Send back the records in full, character for character.

┌────────

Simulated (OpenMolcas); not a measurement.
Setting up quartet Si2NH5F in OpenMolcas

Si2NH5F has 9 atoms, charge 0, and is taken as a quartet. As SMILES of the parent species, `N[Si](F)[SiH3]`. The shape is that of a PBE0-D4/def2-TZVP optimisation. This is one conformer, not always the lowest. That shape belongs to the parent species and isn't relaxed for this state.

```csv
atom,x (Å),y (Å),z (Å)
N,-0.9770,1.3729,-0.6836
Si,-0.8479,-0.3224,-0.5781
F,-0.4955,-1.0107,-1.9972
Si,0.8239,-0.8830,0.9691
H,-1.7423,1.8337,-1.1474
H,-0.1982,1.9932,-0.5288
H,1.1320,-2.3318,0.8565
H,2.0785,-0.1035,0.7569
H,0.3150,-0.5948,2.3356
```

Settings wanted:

└────────

### ANSWER AREA
Simulated (OpenMolcas); not a measurement.
Setting up quartet Si2NH5F in OpenMolcas

Si2NH5F has 9 atoms, charge 0, and is taken as a quartet. As SMILES of the parent species, `N[Si](F)[SiH3]`. The shape is that of a PBE0-D4/def2-TZVP optimisation. This is one conformer, not always the lowest. That shape belongs to the parent species and isn't relaxed for this state.

```csv
atom,x (Å),y (Å),z (Å)
N,-0.9770,1.3729,-0.6836
Si,-0.8479,-0.3224,-0.5781
F,-0.4955,-1.0107,-1.9972
Si,0.8239,-0.8830,0.9691
H,-1.7423,1.8337,-1.1474
H,-0.1982,1.9932,-0.5288
H,1.1320,-2.3318,0.8565
H,2.0785,-0.1035,0.7569
H,0.3150,-0.5948,2.3356
```

Settings wanted:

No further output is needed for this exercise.